ACTION ITEM: Would you write out, word for word, each line of the records below from the top through the one holding "correction | no |"?

Segment Open

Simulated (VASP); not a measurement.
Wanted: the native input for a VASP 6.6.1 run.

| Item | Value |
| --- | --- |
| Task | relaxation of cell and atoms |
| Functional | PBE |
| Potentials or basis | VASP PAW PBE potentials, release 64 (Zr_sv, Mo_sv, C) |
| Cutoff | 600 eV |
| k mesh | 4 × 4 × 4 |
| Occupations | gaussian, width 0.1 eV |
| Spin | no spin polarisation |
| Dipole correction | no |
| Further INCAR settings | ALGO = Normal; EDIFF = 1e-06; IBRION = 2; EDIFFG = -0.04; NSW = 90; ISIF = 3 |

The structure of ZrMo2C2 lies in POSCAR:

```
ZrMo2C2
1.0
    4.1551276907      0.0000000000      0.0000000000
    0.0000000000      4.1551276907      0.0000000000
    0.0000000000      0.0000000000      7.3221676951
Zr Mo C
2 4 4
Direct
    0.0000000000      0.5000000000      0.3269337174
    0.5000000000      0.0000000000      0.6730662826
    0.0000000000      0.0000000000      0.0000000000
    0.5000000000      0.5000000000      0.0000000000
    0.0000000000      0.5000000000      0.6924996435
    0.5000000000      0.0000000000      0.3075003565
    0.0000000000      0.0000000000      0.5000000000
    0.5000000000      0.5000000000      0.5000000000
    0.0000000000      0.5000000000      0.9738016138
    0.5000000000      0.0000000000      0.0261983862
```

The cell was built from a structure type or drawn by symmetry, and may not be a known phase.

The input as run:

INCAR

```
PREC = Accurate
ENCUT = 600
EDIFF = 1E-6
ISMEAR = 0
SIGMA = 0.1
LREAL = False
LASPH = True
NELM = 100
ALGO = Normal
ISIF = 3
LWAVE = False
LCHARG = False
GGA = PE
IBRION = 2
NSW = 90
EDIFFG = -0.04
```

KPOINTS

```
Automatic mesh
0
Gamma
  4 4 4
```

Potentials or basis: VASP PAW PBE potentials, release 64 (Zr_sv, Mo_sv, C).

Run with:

Segment Closed

ANSWER SECTION:
Simulated (VASP); not a measurement.
Wanted: the native input for a VASP 6.6.1 run.

| Item | Value |
| --- | --- |
| Task | relaxation of cell and atoms |
| Functional | PBE |
| Potentials or basis | VASP PAW PBE potentials, release 64 (Zr_sv, Mo_sv, C) |
| Cutoff | 600 eV |
| k mesh | 4 × 4 × 4 |
| Occupations | gaussian, width 0.1 eV |
| Spin | no spin polarisation |
| Dipole correction | no |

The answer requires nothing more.